____________________

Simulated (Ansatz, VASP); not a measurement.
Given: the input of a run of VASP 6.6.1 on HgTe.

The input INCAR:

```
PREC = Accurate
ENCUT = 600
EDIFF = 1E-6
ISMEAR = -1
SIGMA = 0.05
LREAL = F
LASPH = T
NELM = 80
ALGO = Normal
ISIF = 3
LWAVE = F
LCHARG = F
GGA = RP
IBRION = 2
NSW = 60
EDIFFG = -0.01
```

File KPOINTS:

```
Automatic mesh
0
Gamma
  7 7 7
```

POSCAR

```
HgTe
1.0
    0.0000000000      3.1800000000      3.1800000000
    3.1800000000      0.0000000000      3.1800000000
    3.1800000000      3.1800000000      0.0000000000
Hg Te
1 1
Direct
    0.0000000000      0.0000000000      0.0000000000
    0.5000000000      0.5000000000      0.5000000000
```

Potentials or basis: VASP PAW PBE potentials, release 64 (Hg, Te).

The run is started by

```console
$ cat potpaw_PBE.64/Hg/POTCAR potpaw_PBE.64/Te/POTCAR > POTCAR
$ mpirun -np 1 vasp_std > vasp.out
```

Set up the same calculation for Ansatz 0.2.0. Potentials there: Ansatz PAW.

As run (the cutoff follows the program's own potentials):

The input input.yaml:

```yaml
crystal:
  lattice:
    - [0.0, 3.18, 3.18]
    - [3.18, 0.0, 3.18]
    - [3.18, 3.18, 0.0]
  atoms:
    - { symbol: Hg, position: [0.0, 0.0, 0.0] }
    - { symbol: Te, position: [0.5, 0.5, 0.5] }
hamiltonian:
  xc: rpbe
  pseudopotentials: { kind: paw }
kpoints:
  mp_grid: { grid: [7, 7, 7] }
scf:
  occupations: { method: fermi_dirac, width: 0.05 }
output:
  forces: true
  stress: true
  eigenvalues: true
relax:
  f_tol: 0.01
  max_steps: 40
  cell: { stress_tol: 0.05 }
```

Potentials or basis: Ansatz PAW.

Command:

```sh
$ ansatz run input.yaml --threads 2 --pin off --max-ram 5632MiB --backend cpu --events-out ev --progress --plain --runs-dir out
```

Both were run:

____________________

_Assignment_: Give back the listing exactly, please, from its first line to the line containing "As run (the", inclusive, and nothing past that line.

_Exercise result_:
Simulated (Ansatz, VASP); not a measurement.
Given: the input of a run of VASP 6.6.1 on HgTe.

The input INCAR:

```
PREC = Accurate
ENCUT = 600
EDIFF = 1E-6
ISMEAR = -1
SIGMA = 0.05
LREAL = F
LASPH = T
NELM = 80
ALGO = Normal
ISIF = 3
LWAVE = F
LCHARG = F
GGA = RP
IBRION = 2
NSW = 60
EDIFFG = -0.01
```

File KPOINTS:

```
Automatic mesh
0
Gamma
  7 7 7
```

POSCAR

```
HgTe
1.0
    0.0000000000      3.1800000000      3.1800000000
    3.1800000000      0.0000000000      3.1800000000
    3.1800000000      3.1800000000      0.0000000000
Hg Te
1 1
Direct
    0.0000000000      0.0000000000      0.0000000000
    0.5000000000      0.5000000000      0.5000000000
```

Potentials or basis: VASP PAW PBE potentials, release 64 (Hg, Te).

The run is started by

```console
$ cat potpaw_PBE.64/Hg/POTCAR potpaw_PBE.64/Te/POTCAR > POTCAR
$ mpirun -np 1 vasp_std > vasp.out
```

Set up the same calculation for Ansatz 0.2.0. Potentials there: Ansatz PAW.

As run (the cutoff follows the program's own potentials):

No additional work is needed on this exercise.